(WORK TASK): In full and without change, retype the records.

--- --- ---

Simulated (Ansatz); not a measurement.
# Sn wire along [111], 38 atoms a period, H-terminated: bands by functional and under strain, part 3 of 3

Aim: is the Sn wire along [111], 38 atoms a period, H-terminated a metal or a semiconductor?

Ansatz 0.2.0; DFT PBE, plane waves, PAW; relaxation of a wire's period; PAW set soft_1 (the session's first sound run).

--- --- ---

(PROBLEM SOLUTION):
Simulated (Ansatz); not a measurement.
# Sn wire along [111], 38 atoms a period, H-terminated: bands by functional and under strain, part 3 of 3

Aim: is the Sn wire along [111], 38 atoms a period, H-terminated a metal or a semiconductor?

Ansatz 0.2.0; DFT PBE, plane waves, PAW; relaxation of a wire's period; PAW set soft_1 (the session's first sound run).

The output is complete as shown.